__ACTIVITY__
When you output the entries, begin with the first line and end with the line containing "of order 1 |", keeping each line exactly as it is.

-------- ENTRIES SUPPLIED
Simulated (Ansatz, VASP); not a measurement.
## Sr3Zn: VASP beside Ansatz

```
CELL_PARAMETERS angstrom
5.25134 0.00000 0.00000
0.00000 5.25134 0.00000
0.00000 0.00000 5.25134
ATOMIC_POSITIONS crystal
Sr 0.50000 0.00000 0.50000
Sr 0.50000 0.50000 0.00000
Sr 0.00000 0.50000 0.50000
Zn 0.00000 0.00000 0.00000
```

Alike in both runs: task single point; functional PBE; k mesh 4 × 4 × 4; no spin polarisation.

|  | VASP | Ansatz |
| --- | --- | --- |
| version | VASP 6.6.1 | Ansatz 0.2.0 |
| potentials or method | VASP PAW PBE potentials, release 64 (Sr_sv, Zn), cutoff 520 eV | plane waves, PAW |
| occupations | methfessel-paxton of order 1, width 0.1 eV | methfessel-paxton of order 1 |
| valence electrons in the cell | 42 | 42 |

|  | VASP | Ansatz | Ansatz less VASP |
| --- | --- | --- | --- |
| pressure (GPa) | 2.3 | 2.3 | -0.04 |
----------------

__WORKED SOLUTION__
Simulated (Ansatz, VASP); not a measurement.
## Sr3Zn: VASP beside Ansatz

```
CELL_PARAMETERS angstrom
5.25134 0.00000 0.00000
0.00000 5.25134 0.00000
0.00000 0.00000 5.25134
ATOMIC_POSITIONS crystal
Sr 0.50000 0.00000 0.50000
Sr 0.50000 0.50000 0.00000
Sr 0.00000 0.50000 0.50000
Zn 0.00000 0.00000 0.00000
```

Alike in both runs: task single point; functional PBE; k mesh 4 × 4 × 4; no spin polarisation.

|  | VASP | Ansatz |
| --- | --- | --- |
| version | VASP 6.6.1 | Ansatz 0.2.0 |
| potentials or method | VASP PAW PBE potentials, release 64 (Sr_sv, Zn), cutoff 520 eV | plane waves, PAW |
| occupations | methfessel-paxton of order 1, width 0.1 eV | methfessel-paxton of order 1 |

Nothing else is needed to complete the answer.